Repeat the entries below in full, with every character unchanged.

[Information shown — start]
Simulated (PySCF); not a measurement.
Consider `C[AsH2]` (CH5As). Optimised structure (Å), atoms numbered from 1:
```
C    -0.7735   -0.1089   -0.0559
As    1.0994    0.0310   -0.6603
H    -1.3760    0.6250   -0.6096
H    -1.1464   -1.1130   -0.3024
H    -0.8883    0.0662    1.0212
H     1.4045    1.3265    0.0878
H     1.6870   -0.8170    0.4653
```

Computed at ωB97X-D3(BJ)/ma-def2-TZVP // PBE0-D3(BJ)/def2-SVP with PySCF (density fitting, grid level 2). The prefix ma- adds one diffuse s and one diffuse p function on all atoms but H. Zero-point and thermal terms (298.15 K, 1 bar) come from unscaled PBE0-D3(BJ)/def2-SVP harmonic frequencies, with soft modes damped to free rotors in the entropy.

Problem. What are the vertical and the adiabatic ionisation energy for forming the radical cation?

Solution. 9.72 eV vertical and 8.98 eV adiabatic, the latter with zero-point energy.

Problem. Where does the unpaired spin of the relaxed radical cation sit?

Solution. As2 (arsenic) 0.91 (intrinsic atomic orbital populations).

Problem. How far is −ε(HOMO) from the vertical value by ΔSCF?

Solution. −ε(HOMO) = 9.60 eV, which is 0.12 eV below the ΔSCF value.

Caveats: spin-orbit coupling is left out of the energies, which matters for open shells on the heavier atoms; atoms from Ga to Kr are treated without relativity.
[Information shown — finish]

#### Solution
Simulated (PySCF); not a measurement.
Consider `C[AsH2]` (CH5As). Optimised structure (Å), atoms numbered from 1:
```
C    -0.7735   -0.1089   -0.0559
As    1.0994    0.0310   -0.6603
H    -1.3760    0.6250   -0.6096
H    -1.1464   -1.1130   -0.3024
H    -0.8883    0.0662    1.0212
H     1.4045    1.3265    0.0878
H     1.6870   -0.8170    0.4653
```

Computed at ωB97X-D3(BJ)/ma-def2-TZVP // PBE0-D3(BJ)/def2-SVP with PySCF (density fitting, grid level 2). The prefix ma- adds one diffuse s and one diffuse p function on all atoms but H. Zero-point and thermal terms (298.15 K, 1 bar) come from unscaled PBE0-D3(BJ)/def2-SVP harmonic frequencies, with soft modes damped to free rotors in the entropy.

Problem. What are the vertical and the adiabatic ionisation energy for forming the radical cation?

Solution. 9.72 eV vertical and 8.98 eV adiabatic, the latter with zero-point energy.

Problem. Where does the unpaired spin of the relaxed radical cation sit?

Solution. As2 (arsenic) 0.91 (intrinsic atomic orbital populations).

Problem. How far is −ε(HOMO) from the vertical value by ΔSCF?

Solution. −ε(HOMO) = 9.60 eV, which is 0.12 eV below the ΔSCF value.

Caveats: spin-orbit coupling is left out of the energies, which matters for open shells on the heavier atoms; atoms from Ga to Kr are treated without relativity.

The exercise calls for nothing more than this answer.